━━ Recorded data

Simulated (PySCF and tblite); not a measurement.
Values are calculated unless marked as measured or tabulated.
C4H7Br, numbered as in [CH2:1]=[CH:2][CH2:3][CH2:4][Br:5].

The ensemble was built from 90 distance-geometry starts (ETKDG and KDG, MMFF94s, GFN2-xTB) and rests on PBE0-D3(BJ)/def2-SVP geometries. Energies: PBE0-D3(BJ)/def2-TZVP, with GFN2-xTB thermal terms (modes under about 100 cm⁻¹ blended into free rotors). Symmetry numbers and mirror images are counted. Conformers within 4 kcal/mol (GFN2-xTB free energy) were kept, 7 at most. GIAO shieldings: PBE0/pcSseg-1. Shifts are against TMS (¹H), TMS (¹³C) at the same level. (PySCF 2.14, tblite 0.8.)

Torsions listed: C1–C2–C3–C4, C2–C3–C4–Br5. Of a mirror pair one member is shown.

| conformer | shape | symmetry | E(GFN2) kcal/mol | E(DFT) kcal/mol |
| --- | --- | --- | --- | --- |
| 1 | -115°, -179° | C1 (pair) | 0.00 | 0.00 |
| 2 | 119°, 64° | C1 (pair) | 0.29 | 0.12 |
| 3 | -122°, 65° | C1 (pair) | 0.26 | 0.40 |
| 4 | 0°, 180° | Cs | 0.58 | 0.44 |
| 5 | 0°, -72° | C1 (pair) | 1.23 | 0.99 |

━━━━

Assigned task: Repeat each entry above exactly as shown.

Exercise solution:
Simulated (PySCF and tblite); not a measurement.
Values are calculated unless marked as measured or tabulated.
C4H7Br, numbered as in [CH2:1]=[CH:2][CH2:3][CH2:4][Br:5].

The ensemble was built from 90 distance-geometry starts (ETKDG and KDG, MMFF94s, GFN2-xTB) and rests on PBE0-D3(BJ)/def2-SVP geometries. Energies: PBE0-D3(BJ)/def2-TZVP, with GFN2-xTB thermal terms (modes under about 100 cm⁻¹ blended into free rotors). Symmetry numbers and mirror images are counted. Conformers within 4 kcal/mol (GFN2-xTB free energy) were kept, 7 at most. GIAO shieldings: PBE0/pcSseg-1. Shifts are against TMS (¹H), TMS (¹³C) at the same level. (PySCF 2.14, tblite 0.8.)

Torsions listed: C1–C2–C3–C4, C2–C3–C4–Br5. Of a mirror pair one member is shown.

| conformer | shape | symmetry | E(GFN2) kcal/mol | E(DFT) kcal/mol |
| --- | --- | --- | --- | --- |
| 1 | -115°, -179° | C1 (pair) | 0.00 | 0.00 |
| 2 | 119°, 64° | C1 (pair) | 0.29 | 0.12 |
| 3 | -122°, 65° | C1 (pair) | 0.26 | 0.40 |
| 4 | 0°, 180° | Cs | 0.58 | 0.44 |
| 5 | 0°, -72° | C1 (pair) | 1.23 | 0.99 |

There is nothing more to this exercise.